[LISTED ENTRIES]
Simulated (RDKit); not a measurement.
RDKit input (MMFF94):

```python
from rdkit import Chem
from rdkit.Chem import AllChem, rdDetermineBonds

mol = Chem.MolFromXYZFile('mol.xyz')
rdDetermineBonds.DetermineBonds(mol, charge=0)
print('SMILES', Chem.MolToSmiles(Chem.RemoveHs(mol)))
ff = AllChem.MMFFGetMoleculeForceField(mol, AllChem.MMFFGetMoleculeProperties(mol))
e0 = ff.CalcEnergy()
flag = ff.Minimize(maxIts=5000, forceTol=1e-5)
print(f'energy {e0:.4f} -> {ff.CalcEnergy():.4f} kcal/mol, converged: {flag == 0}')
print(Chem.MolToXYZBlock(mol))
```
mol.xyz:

[WORK TASK]
Returned text must match every record word for word.

[ANSWER SPACE]
Simulated (RDKit); not a measurement.
RDKit input (MMFF94):

```python
from rdkit import Chem
from rdkit.Chem import AllChem, rdDetermineBonds

mol = Chem.MolFromXYZFile('mol.xyz')
rdDetermineBonds.DetermineBonds(mol, charge=0)
print('SMILES', Chem.MolToSmiles(Chem.RemoveHs(mol)))
ff = AllChem.MMFFGetMoleculeForceField(mol, AllChem.MMFFGetMoleculeProperties(mol))
e0 = ff.CalcEnergy()
flag = ff.Minimize(maxIts=5000, forceTol=1e-5)
print(f'energy {e0:.4f} -> {ff.CalcEnergy():.4f} kcal/mol, converged: {flag == 0}')
print(Chem.MolToXYZBlock(mol))
```
mol.xyz:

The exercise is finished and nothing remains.